→ **ACTION ITEM**: Start the output with the opening line of the listing below and continue, reproducing each line exactly, up to and including the line that contains "- Hartree-Fock leaves".

→ **DATASET EXCERPTS**:
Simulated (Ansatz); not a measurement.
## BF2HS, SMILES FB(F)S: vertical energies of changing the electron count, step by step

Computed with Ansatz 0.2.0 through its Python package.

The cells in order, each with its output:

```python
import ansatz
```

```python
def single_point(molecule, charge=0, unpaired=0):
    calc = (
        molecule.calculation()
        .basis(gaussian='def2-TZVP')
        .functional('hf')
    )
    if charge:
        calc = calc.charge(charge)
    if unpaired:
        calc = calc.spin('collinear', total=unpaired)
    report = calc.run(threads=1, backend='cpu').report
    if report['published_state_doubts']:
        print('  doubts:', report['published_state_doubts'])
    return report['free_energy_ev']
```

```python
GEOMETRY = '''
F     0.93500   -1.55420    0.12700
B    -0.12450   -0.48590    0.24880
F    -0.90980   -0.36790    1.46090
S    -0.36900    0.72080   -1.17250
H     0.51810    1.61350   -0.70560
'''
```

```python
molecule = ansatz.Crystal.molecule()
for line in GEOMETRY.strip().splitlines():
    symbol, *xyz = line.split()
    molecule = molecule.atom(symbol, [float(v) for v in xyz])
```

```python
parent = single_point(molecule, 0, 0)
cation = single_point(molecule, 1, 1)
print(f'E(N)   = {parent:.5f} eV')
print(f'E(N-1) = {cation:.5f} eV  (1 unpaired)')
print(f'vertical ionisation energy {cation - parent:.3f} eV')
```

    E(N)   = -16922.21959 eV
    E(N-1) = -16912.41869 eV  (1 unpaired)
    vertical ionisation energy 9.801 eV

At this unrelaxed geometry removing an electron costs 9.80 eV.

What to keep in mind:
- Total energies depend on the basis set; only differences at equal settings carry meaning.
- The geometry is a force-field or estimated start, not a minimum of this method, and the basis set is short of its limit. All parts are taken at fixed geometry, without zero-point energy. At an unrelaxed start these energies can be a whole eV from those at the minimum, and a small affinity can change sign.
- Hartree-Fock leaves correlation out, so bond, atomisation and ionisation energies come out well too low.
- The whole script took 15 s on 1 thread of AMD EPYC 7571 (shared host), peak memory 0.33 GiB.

→ **PROBLEM SOLUTION**:
Simulated (Ansatz); not a measurement.
## BF2HS, SMILES FB(F)S: vertical energies of changing the electron count, step by step

Computed with Ansatz 0.2.0 through its Python package.

The cells in order, each with its output:

```python
import ansatz
```

```python
def single_point(molecule, charge=0, unpaired=0):
    calc = (
        molecule.calculation()
        .basis(gaussian='def2-TZVP')
        .functional('hf')
    )
    if charge:
        calc = calc.charge(charge)
    if unpaired:
        calc = calc.spin('collinear', total=unpaired)
    report = calc.run(threads=1, backend='cpu').report
    if report['published_state_doubts']:
        print('  doubts:', report['published_state_doubts'])
    return report['free_energy_ev']
```

```python
GEOMETRY = '''
F     0.93500   -1.55420    0.12700
B    -0.12450   -0.48590    0.24880
F    -0.90980   -0.36790    1.46090
S    -0.36900    0.72080   -1.17250
H     0.51810    1.61350   -0.70560
'''
```

```python
molecule = ansatz.Crystal.molecule()
for line in GEOMETRY.strip().splitlines():
    symbol, *xyz = line.split()
    molecule = molecule.atom(symbol, [float(v) for v in xyz])
```

```python
parent = single_point(molecule, 0, 0)
cation = single_point(molecule, 1, 1)
print(f'E(N)   = {parent:.5f} eV')
print(f'E(N-1) = {cation:.5f} eV  (1 unpaired)')
print(f'vertical ionisation energy {cation - parent:.3f} eV')
```

    E(N)   = -16922.21959 eV
    E(N-1) = -16912.41869 eV  (1 unpaired)
    vertical ionisation energy 9.801 eV

At this unrelaxed geometry removing an electron costs 9.80 eV.

What to keep in mind:
- Total energies depend on the basis set; only differences at equal settings carry meaning.
- The geometry is a force-field or estimated start, not a minimum of this method, and the basis set is short of its limit. All parts are taken at fixed geometry, without zero-point energy. At an unrelaxed start these energies can be a whole eV from those at the minimum, and a small affinity can change sign.
- Hartree-Fock leaves correlation out, so bond, atomisation and ionisation energies come out well too low.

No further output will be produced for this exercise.